> _Work instruction_: Up to and including the line with "-2.81 | -1.19 |", please reproduce the lines below exactly, beginning with the first.

> _Records shown_:
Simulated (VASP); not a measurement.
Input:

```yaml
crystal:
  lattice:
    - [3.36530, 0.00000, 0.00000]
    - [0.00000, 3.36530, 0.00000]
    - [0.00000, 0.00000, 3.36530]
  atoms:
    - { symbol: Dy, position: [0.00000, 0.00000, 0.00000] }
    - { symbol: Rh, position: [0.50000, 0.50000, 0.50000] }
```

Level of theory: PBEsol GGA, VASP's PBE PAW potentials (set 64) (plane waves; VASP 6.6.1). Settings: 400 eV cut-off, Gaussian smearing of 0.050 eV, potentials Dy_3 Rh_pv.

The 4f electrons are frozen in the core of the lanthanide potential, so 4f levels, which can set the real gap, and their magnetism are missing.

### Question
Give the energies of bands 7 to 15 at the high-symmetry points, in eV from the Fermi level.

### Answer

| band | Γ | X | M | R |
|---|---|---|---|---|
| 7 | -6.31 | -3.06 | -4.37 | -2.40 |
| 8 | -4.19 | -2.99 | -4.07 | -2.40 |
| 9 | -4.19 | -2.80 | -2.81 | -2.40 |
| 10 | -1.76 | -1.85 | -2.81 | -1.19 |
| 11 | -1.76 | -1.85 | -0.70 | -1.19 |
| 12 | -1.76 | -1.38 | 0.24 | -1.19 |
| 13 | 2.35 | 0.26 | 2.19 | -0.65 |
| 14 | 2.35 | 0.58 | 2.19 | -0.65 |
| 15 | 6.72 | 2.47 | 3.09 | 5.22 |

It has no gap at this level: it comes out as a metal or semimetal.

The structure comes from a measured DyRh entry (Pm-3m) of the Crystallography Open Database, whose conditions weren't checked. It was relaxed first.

> _Your solution_:
Simulated (VASP); not a measurement.
Input:

```yaml
crystal:
  lattice:
    - [3.36530, 0.00000, 0.00000]
    - [0.00000, 3.36530, 0.00000]
    - [0.00000, 0.00000, 3.36530]
  atoms:
    - { symbol: Dy, position: [0.00000, 0.00000, 0.00000] }
    - { symbol: Rh, position: [0.50000, 0.50000, 0.50000] }
```

Level of theory: PBEsol GGA, VASP's PBE PAW potentials (set 64) (plane waves; VASP 6.6.1). Settings: 400 eV cut-off, Gaussian smearing of 0.050 eV, potentials Dy_3 Rh_pv.

The 4f electrons are frozen in the core of the lanthanide potential, so 4f levels, which can set the real gap, and their magnetism are missing.

### Question
Give the energies of bands 7 to 15 at the high-symmetry points, in eV from the Fermi level.

### Answer

| band | Γ | X | M | R |
|---|---|---|---|---|
| 7 | -6.31 | -3.06 | -4.37 | -2.40 |
| 8 | -4.19 | -2.99 | -4.07 | -2.40 |
| 9 | -4.19 | -2.80 | -2.81 | -2.40 |
| 10 | -1.76 | -1.85 | -2.81 | -1.19 |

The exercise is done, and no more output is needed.